RECORDED DATA.
***

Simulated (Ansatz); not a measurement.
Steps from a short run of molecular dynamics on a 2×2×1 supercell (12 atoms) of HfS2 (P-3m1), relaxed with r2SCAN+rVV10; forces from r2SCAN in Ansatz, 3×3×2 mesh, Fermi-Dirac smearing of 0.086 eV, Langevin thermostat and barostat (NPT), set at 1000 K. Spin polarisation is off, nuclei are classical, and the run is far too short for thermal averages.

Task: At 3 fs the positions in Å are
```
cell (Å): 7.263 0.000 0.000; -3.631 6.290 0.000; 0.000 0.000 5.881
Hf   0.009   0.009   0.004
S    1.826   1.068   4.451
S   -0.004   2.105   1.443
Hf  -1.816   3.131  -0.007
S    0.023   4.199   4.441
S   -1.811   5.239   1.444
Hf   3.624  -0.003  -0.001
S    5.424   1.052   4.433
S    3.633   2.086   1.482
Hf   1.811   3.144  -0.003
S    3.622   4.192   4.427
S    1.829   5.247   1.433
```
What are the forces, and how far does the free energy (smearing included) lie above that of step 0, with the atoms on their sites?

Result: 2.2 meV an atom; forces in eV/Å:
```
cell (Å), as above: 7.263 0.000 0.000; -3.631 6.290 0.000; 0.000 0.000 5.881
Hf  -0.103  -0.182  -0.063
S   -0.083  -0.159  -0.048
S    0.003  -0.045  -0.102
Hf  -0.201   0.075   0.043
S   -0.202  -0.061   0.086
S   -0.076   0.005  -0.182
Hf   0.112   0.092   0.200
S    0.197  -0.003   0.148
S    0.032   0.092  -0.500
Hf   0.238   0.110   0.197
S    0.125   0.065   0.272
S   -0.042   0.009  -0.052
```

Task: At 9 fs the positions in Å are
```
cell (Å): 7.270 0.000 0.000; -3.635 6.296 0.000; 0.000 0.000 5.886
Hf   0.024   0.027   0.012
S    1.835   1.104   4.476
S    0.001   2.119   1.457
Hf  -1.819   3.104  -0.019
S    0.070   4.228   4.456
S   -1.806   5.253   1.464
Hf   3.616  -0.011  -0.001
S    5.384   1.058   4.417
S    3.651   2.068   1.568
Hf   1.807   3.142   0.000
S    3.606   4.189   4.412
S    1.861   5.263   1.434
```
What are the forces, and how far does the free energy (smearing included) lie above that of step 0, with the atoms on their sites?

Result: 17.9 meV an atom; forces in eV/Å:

***

Your task is to set down again, exactly, every line from the beginning of the listing through the line with "Steps from a".

RESULT.
Simulated (Ansatz); not a measurement.
Steps from a short run of molecular dynamics on a 2×2×1 supercell (12 atoms) of HfS2 (P-3m1), relaxed with r2SCAN+rVV10; forces from r2SCAN in Ansatz, 3×3×2 mesh, Fermi-Dirac smearing of 0.086 eV, Langevin thermostat and barostat (NPT), set at 1000 K. Spin polarisation is off, nuclei are classical, and the run is far too short for thermal averages.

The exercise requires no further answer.